▸ Exercise:
Below are the records; output them exactly from the first line through the line with "-35009.3560 eV |", stopping there.

---- Recorded information
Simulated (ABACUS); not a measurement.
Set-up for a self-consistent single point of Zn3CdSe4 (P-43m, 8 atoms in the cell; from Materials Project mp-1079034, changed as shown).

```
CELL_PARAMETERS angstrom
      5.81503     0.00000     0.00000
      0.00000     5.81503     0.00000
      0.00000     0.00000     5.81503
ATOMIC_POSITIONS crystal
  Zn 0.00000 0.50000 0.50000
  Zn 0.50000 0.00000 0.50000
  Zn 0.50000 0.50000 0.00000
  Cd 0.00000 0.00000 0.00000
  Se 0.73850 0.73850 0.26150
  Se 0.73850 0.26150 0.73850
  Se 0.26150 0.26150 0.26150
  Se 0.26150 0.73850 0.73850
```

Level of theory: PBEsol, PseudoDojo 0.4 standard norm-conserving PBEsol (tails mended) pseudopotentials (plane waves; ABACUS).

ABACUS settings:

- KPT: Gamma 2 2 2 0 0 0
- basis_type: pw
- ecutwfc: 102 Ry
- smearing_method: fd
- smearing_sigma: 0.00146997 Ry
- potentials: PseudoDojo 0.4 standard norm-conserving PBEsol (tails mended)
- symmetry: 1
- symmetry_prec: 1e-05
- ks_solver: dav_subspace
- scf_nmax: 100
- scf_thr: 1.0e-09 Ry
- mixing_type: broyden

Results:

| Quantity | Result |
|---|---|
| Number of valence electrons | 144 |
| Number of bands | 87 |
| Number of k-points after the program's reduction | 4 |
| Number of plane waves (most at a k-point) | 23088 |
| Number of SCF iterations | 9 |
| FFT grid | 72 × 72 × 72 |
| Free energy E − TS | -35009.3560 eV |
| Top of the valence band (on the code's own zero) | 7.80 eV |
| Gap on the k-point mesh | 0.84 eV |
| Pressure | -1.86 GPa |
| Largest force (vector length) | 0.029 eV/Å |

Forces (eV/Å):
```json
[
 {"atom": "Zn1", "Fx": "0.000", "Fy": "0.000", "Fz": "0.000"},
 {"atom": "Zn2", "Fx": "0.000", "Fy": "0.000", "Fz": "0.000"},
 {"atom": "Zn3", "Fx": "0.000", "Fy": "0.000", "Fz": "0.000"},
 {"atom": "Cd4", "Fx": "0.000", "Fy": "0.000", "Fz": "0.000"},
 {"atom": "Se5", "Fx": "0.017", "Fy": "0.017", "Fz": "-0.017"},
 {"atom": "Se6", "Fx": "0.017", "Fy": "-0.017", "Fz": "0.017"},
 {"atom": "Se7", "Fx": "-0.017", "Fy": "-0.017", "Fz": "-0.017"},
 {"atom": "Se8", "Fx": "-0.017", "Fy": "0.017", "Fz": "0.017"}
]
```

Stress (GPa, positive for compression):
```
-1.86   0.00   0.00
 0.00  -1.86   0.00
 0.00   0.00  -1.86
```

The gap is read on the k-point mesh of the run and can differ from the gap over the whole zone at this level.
--------

▸ Task solution:
Simulated (ABACUS); not a measurement.
Set-up for a self-consistent single point of Zn3CdSe4 (P-43m, 8 atoms in the cell; from Materials Project mp-1079034, changed as shown).

```
CELL_PARAMETERS angstrom
      5.81503     0.00000     0.00000
      0.00000     5.81503     0.00000
      0.00000     0.00000     5.81503
ATOMIC_POSITIONS crystal
  Zn 0.00000 0.50000 0.50000
  Zn 0.50000 0.00000 0.50000
  Zn 0.50000 0.50000 0.00000
  Cd 0.00000 0.00000 0.00000
  Se 0.73850 0.73850 0.26150
  Se 0.73850 0.26150 0.73850
  Se 0.26150 0.26150 0.26150
  Se 0.26150 0.73850 0.73850
```

Level of theory: PBEsol, PseudoDojo 0.4 standard norm-conserving PBEsol (tails mended) pseudopotentials (plane waves; ABACUS).

ABACUS settings:

- KPT: Gamma 2 2 2 0 0 0
- basis_type: pw
- ecutwfc: 102 Ry
- smearing_method: fd
- smearing_sigma: 0.00146997 Ry
- potentials: PseudoDojo 0.4 standard norm-conserving PBEsol (tails mended)
- symmetry: 1
- symmetry_prec: 1e-05
- ks_solver: dav_subspace
- scf_nmax: 100
- scf_thr: 1.0e-09 Ry
- mixing_type: broyden

Results:

| Quantity | Result |
|---|---|
| Number of valence electrons | 144 |
| Number of bands | 87 |
| Number of k-points after the program's reduction | 4 |
| Number of plane waves (most at a k-point) | 23088 |
| Number of SCF iterations | 9 |
| FFT grid | 72 × 72 × 72 |
| Free energy E − TS | -35009.3560 eV |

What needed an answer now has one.